§
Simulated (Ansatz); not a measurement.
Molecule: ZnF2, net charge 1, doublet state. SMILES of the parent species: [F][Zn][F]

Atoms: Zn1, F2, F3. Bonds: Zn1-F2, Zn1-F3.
§

_REQUIREMENT_:
Start with the first line. Please copy exactly each line of the listing through the one with "Molecule: ZnF2, net", including it.

_RESPONSE_:
Simulated (Ansatz); not a measurement.
Molecule: ZnF2, net charge 1, doublet state. SMILES of the parent species: [F][Zn][F]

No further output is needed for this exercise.